*REQUIREMENT*. The whole listing is to be printed again exactly.

------------------------------

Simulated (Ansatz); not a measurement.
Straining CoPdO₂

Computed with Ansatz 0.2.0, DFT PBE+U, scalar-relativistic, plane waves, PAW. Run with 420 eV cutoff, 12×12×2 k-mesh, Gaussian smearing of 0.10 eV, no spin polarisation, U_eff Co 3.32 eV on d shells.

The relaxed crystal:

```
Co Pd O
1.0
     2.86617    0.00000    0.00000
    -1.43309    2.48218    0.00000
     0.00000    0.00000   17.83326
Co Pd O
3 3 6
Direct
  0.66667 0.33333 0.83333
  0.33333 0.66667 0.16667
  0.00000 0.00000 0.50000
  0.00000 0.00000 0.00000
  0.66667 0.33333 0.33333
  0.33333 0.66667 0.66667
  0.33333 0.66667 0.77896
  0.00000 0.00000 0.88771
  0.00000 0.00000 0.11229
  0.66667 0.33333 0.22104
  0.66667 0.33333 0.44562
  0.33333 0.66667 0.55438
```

------------------------------

*EXERCISE RESPONSE*.
Simulated (Ansatz); not a measurement.
Straining CoPdO₂

Computed with Ansatz 0.2.0, DFT PBE+U, scalar-relativistic, plane waves, PAW. Run with 420 eV cutoff, 12×12×2 k-mesh, Gaussian smearing of 0.10 eV, no spin polarisation, U_eff Co 3.32 eV on d shells.

The relaxed crystal:

```
Co Pd O
1.0
     2.86617    0.00000    0.00000
    -1.43309    2.48218    0.00000
     0.00000    0.00000   17.83326
Co Pd O
3 3 6
Direct
  0.66667 0.33333 0.83333
  0.33333 0.66667 0.16667
  0.00000 0.00000 0.50000
  0.00000 0.00000 0.00000
  0.66667 0.33333 0.33333
  0.33333 0.66667 0.66667
  0.33333 0.66667 0.77896
  0.00000 0.00000 0.88771
  0.00000 0.00000 0.11229
  0.66667 0.33333 0.22104
  0.66667 0.33333 0.44562
  0.33333 0.66667 0.55438
```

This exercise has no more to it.